Content starts

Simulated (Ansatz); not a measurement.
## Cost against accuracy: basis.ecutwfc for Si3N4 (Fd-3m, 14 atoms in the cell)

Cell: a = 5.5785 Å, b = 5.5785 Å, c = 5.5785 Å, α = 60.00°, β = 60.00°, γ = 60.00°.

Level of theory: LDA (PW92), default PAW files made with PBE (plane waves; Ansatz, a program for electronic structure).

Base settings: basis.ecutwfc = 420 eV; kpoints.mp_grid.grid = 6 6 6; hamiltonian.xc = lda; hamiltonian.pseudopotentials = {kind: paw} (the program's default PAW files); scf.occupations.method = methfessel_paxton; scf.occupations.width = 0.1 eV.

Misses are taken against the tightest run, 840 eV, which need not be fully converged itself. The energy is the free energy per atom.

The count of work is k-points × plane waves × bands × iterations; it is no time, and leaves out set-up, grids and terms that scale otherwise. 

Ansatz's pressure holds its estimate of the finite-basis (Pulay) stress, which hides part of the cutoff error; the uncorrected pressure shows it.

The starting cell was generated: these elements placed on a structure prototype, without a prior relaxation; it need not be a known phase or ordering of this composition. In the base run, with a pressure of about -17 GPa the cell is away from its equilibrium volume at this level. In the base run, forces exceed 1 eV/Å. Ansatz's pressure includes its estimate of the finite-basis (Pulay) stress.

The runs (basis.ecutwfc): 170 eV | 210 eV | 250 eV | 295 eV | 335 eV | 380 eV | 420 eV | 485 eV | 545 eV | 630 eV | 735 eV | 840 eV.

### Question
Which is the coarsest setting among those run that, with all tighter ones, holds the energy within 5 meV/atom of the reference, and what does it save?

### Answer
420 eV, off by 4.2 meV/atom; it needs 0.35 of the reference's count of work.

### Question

Content ends

_EXERCISE_:
Please copy out every entry word for word.

_EXERCISE RESPONSE_:
Simulated (Ansatz); not a measurement.
## Cost against accuracy: basis.ecutwfc for Si3N4 (Fd-3m, 14 atoms in the cell)

Cell: a = 5.5785 Å, b = 5.5785 Å, c = 5.5785 Å, α = 60.00°, β = 60.00°, γ = 60.00°.

Level of theory: LDA (PW92), default PAW files made with PBE (plane waves; Ansatz, a program for electronic structure).

Base settings: basis.ecutwfc = 420 eV; kpoints.mp_grid.grid = 6 6 6; hamiltonian.xc = lda; hamiltonian.pseudopotentials = {kind: paw} (the program's default PAW files); scf.occupations.method = methfessel_paxton; scf.occupations.width = 0.1 eV.

Misses are taken against the tightest run, 840 eV, which need not be fully converged itself. The energy is the free energy per atom.

The count of work is k-points × plane waves × bands × iterations; it is no time, and leaves out set-up, grids and terms that scale otherwise. 

Ansatz's pressure holds its estimate of the finite-basis (Pulay) stress, which hides part of the cutoff error; the uncorrected pressure shows it.

The starting cell was generated: these elements placed on a structure prototype, without a prior relaxation; it need not be a known phase or ordering of this composition. In the base run, with a pressure of about -17 GPa the cell is away from its equilibrium volume at this level. In the base run, forces exceed 1 eV/Å. Ansatz's pressure includes its estimate of the finite-basis (Pulay) stress.

The runs (basis.ecutwfc): 170 eV | 210 eV | 250 eV | 295 eV | 335 eV | 380 eV | 420 eV | 485 eV | 545 eV | 630 eV | 735 eV | 840 eV.

### Question
Which is the coarsest setting among those run that, with all tighter ones, holds the energy within 5 meV/atom of the reference, and what does it save?

### Answer
420 eV, off by 4.2 meV/atom; it needs 0.35 of the reference's count of work.

### Question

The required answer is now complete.